=== SOURCE DATA ===
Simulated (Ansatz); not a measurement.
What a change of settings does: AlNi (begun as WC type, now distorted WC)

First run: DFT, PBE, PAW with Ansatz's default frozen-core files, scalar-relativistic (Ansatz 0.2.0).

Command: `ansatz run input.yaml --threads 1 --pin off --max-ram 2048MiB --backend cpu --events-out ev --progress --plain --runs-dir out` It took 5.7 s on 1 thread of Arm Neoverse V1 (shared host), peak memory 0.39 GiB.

=== WORK REQUEST ===
Restate all the material above, keeping each word as it is.

=== RESPONSE BOX ===
Simulated (Ansatz); not a measurement.
What a change of settings does: AlNi (begun as WC type, now distorted WC)

First run: DFT, PBE, PAW with Ansatz's default frozen-core files, scalar-relativistic (Ansatz 0.2.0).

Command: `ansatz run input.yaml --threads 1 --pin off --max-ram 2048MiB --backend cpu --events-out ev --progress --plain --runs-dir out` It took 5.7 s on 1 thread of Arm Neoverse V1 (shared host), peak memory 0.39 GiB.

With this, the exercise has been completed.